**WORK TASK**
Nothing but the lines from the one with "1. Means of" down to the one with "4. PBE0: 6.927 + (9.1779) × 0.25 = 9.22 eV." should be returned, exactly and with both ends included, from the material below.

BEGIN DATA EXTRACT

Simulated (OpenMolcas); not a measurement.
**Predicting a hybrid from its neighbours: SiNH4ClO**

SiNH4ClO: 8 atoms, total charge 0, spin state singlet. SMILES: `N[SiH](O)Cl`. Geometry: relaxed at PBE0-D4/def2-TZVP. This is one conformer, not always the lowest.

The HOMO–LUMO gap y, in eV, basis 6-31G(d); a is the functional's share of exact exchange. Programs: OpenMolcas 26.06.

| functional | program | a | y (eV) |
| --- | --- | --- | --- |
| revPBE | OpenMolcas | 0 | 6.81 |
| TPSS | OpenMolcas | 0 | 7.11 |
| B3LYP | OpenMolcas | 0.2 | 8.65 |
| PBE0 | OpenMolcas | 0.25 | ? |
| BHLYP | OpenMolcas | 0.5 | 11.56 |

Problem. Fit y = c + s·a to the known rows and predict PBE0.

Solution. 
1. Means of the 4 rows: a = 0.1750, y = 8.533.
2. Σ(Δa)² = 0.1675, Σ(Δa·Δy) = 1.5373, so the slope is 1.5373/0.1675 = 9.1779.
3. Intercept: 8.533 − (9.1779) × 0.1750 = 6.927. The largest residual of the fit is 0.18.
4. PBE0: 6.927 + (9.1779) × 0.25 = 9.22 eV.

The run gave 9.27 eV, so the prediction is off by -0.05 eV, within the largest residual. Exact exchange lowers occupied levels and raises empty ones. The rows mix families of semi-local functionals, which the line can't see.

END DATA EXTRACT

**EXPECTED ANSWER**
1. Means of the 4 rows: a = 0.1750, y = 8.533.
2. Σ(Δa)² = 0.1675, Σ(Δa·Δy) = 1.5373, so the slope is 1.5373/0.1675 = 9.1779.
3. Intercept: 8.533 − (9.1779) × 0.1750 = 6.927. The largest residual of the fit is 0.18.
4. PBE0: 6.927 + (9.1779) × 0.25 = 9.22 eV.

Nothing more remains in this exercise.